'''

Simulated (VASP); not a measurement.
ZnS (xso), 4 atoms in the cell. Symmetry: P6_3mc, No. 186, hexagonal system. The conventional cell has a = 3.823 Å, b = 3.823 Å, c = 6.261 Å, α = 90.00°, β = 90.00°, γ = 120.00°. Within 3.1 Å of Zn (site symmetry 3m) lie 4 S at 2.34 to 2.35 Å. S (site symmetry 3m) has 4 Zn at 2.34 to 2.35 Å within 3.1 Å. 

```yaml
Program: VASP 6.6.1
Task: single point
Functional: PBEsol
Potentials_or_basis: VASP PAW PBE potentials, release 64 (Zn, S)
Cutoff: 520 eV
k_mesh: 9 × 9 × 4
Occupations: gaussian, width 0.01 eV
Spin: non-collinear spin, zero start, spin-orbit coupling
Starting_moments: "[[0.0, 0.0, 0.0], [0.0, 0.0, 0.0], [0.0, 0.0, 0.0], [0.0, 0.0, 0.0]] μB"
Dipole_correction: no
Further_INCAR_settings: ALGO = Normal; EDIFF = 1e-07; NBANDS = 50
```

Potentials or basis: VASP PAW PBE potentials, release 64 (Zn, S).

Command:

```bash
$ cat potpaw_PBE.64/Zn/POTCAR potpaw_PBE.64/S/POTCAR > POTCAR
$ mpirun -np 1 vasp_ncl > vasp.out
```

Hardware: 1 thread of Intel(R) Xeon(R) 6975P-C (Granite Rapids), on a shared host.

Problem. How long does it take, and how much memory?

'''

**ASSIGNMENT**
This exercise requires all the entries to be written out again exactly.

**RESULT**
Simulated (VASP); not a measurement.
ZnS (xso), 4 atoms in the cell. Symmetry: P6_3mc, No. 186, hexagonal system. The conventional cell has a = 3.823 Å, b = 3.823 Å, c = 6.261 Å, α = 90.00°, β = 90.00°, γ = 120.00°. Within 3.1 Å of Zn (site symmetry 3m) lie 4 S at 2.34 to 2.35 Å. S (site symmetry 3m) has 4 Zn at 2.34 to 2.35 Å within 3.1 Å. 

```yaml
Program: VASP 6.6.1
Task: single point
Functional: PBEsol
Potentials_or_basis: VASP PAW PBE potentials, release 64 (Zn, S)
Cutoff: 520 eV
k_mesh: 9 × 9 × 4
Occupations: gaussian, width 0.01 eV
Spin: non-collinear spin, zero start, spin-orbit coupling
Starting_moments: "[[0.0, 0.0, 0.0], [0.0, 0.0, 0.0], [0.0, 0.0, 0.0], [0.0, 0.0, 0.0]] μB"
Dipole_correction: no
Further_INCAR_settings: ALGO = Normal; EDIFF = 1e-07; NBANDS = 50
```

Potentials or basis: VASP PAW PBE potentials, release 64 (Zn, S).

Command:

```bash
$ cat potpaw_PBE.64/Zn/POTCAR potpaw_PBE.64/S/POTCAR > POTCAR
$ mpirun -np 1 vasp_ncl > vasp.out
```

Hardware: 1 thread of Intel(R) Xeon(R) 6975P-C (Granite Rapids), on a shared host.

Problem. How long does it take, and how much memory?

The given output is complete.